> **Exercise**: Without changing anything, copy out each entry.

> **Information**:
***

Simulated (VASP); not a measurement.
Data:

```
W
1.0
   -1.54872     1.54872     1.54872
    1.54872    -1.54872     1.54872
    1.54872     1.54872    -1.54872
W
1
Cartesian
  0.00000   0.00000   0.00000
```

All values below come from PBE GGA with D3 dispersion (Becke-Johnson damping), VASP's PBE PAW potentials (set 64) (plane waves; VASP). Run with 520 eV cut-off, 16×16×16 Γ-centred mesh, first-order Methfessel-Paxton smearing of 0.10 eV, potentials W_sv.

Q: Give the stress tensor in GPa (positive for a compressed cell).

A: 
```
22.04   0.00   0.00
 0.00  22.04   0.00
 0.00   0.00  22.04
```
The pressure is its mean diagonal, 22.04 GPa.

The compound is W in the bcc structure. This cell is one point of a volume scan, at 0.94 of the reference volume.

***

> **Response area**:
Simulated (VASP); not a measurement.
Data:

```
W
1.0
   -1.54872     1.54872     1.54872
    1.54872    -1.54872     1.54872
    1.54872     1.54872    -1.54872
W
1
Cartesian
  0.00000   0.00000   0.00000
```

All values below come from PBE GGA with D3 dispersion (Becke-Johnson damping), VASP's PBE PAW potentials (set 64) (plane waves; VASP). Run with 520 eV cut-off, 16×16×16 Γ-centred mesh, first-order Methfessel-Paxton smearing of 0.10 eV, potentials W_sv.

Q: Give the stress tensor in GPa (positive for a compressed cell).

A: 
```
22.04   0.00   0.00
 0.00  22.04   0.00
 0.00   0.00  22.04
```
The pressure is its mean diagonal, 22.04 GPa.

The compound is W in the bcc structure. This cell is one point of a volume scan, at 0.94 of the reference volume.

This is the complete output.